◆ Task item
Among the lines of data below, reproduce only those from the one with "- V(eg) = 1.8" through the one with "Curve for V(eg)", exactly as they stand, both ends included.

◆ Exercise data
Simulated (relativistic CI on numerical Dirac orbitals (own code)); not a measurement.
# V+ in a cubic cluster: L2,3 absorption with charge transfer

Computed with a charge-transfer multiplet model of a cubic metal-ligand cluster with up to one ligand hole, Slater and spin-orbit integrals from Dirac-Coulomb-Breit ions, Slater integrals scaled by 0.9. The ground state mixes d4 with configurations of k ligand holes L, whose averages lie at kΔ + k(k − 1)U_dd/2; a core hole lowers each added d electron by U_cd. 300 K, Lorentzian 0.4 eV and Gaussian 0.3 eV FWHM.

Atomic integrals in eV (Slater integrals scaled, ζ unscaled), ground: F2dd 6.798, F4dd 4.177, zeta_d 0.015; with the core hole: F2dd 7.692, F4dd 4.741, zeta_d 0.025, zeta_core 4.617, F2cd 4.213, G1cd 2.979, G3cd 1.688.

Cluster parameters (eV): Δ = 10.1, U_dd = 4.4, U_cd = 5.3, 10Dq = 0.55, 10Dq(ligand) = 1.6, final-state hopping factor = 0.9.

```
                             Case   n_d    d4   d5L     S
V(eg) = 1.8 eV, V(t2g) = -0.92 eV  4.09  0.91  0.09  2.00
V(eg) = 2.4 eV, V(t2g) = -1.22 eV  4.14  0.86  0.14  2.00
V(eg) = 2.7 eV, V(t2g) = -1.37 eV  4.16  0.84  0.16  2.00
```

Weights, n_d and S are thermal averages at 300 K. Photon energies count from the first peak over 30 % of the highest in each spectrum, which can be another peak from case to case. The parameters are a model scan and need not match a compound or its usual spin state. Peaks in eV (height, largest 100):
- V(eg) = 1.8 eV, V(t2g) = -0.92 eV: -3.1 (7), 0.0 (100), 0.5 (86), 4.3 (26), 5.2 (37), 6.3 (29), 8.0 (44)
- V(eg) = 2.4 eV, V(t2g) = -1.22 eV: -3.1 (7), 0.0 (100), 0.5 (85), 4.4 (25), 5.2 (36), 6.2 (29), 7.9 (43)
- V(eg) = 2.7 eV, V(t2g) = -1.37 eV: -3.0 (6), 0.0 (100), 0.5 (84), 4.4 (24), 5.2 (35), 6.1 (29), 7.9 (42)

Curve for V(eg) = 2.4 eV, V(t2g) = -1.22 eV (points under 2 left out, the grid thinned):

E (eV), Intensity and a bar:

◆ Exercise solution
- V(eg) = 1.8 eV, V(t2g) = -0.92 eV: -3.1 (7), 0.0 (100), 0.5 (86), 4.3 (26), 5.2 (37), 6.3 (29), 8.0 (44)
- V(eg) = 2.4 eV, V(t2g) = -1.22 eV: -3.1 (7), 0.0 (100), 0.5 (85), 4.4 (25), 5.2 (36), 6.2 (29), 7.9 (43)
- V(eg) = 2.7 eV, V(t2g) = -1.37 eV: -3.0 (6), 0.0 (100), 0.5 (84), 4.4 (24), 5.2 (35), 6.1 (29), 7.9 (42)

Curve for V(eg) = 2.4 eV, V(t2g) = -1.22 eV (points under 2 left out, the grid thinned):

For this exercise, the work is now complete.